SUPPLIED INFORMATION:
------------------------------

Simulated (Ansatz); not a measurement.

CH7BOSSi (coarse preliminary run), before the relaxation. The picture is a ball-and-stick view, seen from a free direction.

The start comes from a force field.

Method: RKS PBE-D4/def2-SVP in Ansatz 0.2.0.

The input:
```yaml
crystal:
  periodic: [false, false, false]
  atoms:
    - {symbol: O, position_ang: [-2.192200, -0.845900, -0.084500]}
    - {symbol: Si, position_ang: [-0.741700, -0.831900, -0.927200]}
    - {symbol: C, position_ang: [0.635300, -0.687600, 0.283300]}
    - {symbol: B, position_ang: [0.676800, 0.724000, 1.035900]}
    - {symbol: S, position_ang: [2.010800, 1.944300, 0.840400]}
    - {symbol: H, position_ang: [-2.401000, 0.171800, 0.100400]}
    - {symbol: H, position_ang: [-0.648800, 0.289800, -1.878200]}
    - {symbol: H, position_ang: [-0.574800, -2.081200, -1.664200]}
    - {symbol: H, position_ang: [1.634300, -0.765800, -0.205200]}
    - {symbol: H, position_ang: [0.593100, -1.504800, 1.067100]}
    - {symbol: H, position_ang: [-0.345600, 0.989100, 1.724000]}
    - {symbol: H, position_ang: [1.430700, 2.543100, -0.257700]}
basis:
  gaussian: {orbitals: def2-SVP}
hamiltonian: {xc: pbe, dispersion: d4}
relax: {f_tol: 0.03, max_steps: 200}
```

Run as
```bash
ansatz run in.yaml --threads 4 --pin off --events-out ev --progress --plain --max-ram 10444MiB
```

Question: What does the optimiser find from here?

------------------------------

ACTIVITY: Copy every line of the records word for word.

EXPECTED ANSWER:
Simulated (Ansatz); not a measurement.

CH7BOSSi (coarse preliminary run), before the relaxation. The picture is a ball-and-stick view, seen from a free direction.

The start comes from a force field.

Method: RKS PBE-D4/def2-SVP in Ansatz 0.2.0.

The input:
```yaml
crystal:
  periodic: [false, false, false]
  atoms:
    - {symbol: O, position_ang: [-2.192200, -0.845900, -0.084500]}
    - {symbol: Si, position_ang: [-0.741700, -0.831900, -0.927200]}
    - {symbol: C, position_ang: [0.635300, -0.687600, 0.283300]}
    - {symbol: B, position_ang: [0.676800, 0.724000, 1.035900]}
    - {symbol: S, position_ang: [2.010800, 1.944300, 0.840400]}
    - {symbol: H, position_ang: [-2.401000, 0.171800, 0.100400]}
    - {symbol: H, position_ang: [-0.648800, 0.289800, -1.878200]}
    - {symbol: H, position_ang: [-0.574800, -2.081200, -1.664200]}
    - {symbol: H, position_ang: [1.634300, -0.765800, -0.205200]}
    - {symbol: H, position_ang: [0.593100, -1.504800, 1.067100]}
    - {symbol: H, position_ang: [-0.345600, 0.989100, 1.724000]}
    - {symbol: H, position_ang: [1.430700, 2.543100, -0.257700]}
basis:
  gaussian: {orbitals: def2-SVP}
hamiltonian: {xc: pbe, dispersion: d4}
relax: {f_tol: 0.03, max_steps: 200}
```

Run as
```bash
ansatz run in.yaml --threads 4 --pin off --events-out ev --progress --plain --max-ram 10444MiB
```

Question: What does the optimiser find from here?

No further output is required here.